**Task item:**
The response must consist of the lines below from the one with "Ohm's law makes" through the one with "What the run", exactly as they appear and with both ends kept.

**Given data:**
======

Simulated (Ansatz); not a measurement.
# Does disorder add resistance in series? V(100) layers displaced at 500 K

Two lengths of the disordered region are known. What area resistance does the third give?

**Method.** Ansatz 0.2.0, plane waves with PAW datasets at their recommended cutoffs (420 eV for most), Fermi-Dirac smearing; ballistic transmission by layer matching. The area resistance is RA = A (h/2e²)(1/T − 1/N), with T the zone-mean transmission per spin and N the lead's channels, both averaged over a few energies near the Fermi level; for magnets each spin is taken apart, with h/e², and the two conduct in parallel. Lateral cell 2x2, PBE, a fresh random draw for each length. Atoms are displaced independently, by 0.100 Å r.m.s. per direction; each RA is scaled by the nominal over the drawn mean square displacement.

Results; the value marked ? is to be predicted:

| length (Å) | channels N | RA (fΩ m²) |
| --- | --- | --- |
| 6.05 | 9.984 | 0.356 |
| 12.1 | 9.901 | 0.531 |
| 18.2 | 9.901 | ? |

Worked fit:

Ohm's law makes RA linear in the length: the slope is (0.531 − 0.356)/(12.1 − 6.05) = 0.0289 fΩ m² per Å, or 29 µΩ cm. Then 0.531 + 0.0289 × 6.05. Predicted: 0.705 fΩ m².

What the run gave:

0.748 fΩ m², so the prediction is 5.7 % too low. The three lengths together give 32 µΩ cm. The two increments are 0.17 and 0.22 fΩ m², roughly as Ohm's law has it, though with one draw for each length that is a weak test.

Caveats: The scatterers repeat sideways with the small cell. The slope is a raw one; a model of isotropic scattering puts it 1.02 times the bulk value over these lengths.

======

**Task solution:**
Ohm's law makes RA linear in the length: the slope is (0.531 − 0.356)/(12.1 − 6.05) = 0.0289 fΩ m² per Å, or 29 µΩ cm. Then 0.531 + 0.0289 × 6.05. Predicted: 0.705 fΩ m².

What the run gave:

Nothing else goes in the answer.